+ + +

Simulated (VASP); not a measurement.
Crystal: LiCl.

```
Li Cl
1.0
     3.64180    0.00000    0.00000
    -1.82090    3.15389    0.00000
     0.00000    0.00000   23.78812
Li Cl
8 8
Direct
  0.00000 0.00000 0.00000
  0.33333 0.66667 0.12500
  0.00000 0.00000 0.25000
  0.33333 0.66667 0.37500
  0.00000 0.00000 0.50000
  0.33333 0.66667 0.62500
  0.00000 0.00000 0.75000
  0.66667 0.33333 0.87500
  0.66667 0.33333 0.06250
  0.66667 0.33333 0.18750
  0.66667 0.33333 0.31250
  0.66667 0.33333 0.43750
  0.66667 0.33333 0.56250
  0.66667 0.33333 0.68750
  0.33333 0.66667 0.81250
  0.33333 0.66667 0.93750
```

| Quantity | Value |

+ + +

● Work request
Repeat the listing exactly, leaving nothing out.

● Task solution
Simulated (VASP); not a measurement.
Crystal: LiCl.

```
Li Cl
1.0
     3.64180    0.00000    0.00000
    -1.82090    3.15389    0.00000
     0.00000    0.00000   23.78812
Li Cl
8 8
Direct
  0.00000 0.00000 0.00000
  0.33333 0.66667 0.12500
  0.00000 0.00000 0.25000
  0.33333 0.66667 0.37500
  0.00000 0.00000 0.50000
  0.33333 0.66667 0.62500
  0.00000 0.00000 0.75000
  0.66667 0.33333 0.87500
  0.66667 0.33333 0.06250
  0.66667 0.33333 0.18750
  0.66667 0.33333 0.31250
  0.66667 0.33333 0.43750
  0.66667 0.33333 0.56250
  0.66667 0.33333 0.68750
  0.33333 0.66667 0.81250
  0.33333 0.66667 0.93750
```

| Quantity | Value |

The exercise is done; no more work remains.